#### EXTRACTED RECORDS:
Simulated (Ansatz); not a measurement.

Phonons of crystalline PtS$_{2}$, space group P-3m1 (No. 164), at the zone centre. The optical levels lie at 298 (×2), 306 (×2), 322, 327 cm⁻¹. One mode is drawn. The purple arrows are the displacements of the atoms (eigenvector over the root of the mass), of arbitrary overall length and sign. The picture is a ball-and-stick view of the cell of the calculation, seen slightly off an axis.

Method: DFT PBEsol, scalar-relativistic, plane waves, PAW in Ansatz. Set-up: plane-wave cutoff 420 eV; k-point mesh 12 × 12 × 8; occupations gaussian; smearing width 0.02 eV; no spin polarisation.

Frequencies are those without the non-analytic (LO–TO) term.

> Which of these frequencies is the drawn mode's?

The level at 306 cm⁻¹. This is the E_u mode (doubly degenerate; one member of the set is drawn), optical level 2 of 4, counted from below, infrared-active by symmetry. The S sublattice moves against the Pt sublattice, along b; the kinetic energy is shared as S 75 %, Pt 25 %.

#### ACTIVITY:
Each line from the top of the material above through the line with "Phonons of crystalline" must be echoed exactly, and no other line.

#### WRITTEN RESPONSE:
Simulated (Ansatz); not a measurement.

Phonons of crystalline PtS$_{2}$, space group P-3m1 (No. 164), at the zone centre. The optical levels lie at 298 (×2), 306 (×2), 322, 327 cm⁻¹. One mode is drawn. The purple arrows are the displacements of the atoms (eigenvector over the root of the mass), of arbitrary overall length and sign. The picture is a ball-and-stick view of the cell of the calculation, seen slightly off an axis.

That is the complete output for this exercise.